# # #

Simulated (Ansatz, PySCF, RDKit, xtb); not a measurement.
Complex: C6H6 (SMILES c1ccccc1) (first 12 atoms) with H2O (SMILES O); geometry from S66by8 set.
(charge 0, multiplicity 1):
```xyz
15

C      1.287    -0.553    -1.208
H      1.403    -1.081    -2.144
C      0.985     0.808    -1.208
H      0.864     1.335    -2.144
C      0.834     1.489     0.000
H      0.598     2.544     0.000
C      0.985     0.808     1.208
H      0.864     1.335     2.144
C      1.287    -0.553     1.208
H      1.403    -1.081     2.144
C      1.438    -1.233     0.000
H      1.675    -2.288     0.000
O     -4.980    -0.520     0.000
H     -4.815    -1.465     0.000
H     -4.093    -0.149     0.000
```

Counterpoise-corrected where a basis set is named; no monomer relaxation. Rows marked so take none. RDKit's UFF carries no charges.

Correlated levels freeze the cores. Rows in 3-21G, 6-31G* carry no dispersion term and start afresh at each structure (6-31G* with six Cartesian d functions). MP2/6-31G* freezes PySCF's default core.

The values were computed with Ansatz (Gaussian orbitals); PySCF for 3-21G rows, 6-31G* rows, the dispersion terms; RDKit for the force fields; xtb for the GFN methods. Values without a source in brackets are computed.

# # #

=== Work instruction ===
Write the entries out once more, exactly as they appear.

=== Written response ===
Simulated (Ansatz, PySCF, RDKit, xtb); not a measurement.
Complex: C6H6 (SMILES c1ccccc1) (first 12 atoms) with H2O (SMILES O); geometry from S66by8 set.
(charge 0, multiplicity 1):
```xyz
15

C      1.287    -0.553    -1.208
H      1.403    -1.081    -2.144
C      0.985     0.808    -1.208
H      0.864     1.335    -2.144
C      0.834     1.489     0.000
H      0.598     2.544     0.000
C      0.985     0.808     1.208
H      0.864     1.335     2.144
C      1.287    -0.553     1.208
H      1.403    -1.081     2.144
C      1.438    -1.233     0.000
H      1.675    -2.288     0.000
O     -4.980    -0.520     0.000
H     -4.815    -1.465     0.000
H     -4.093    -0.149     0.000
```

Counterpoise-corrected where a basis set is named; no monomer relaxation. Rows marked so take none. RDKit's UFF carries no charges.

Correlated levels freeze the cores. Rows in 3-21G, 6-31G* carry no dispersion term and start afresh at each structure (6-31G* with six Cartesian d functions). MP2/6-31G* freezes PySCF's default core.

The values were computed with Ansatz (Gaussian orbitals); PySCF for 3-21G rows, 6-31G* rows, the dispersion terms; RDKit for the force fields; xtb for the GFN methods. Values without a source in brackets are computed.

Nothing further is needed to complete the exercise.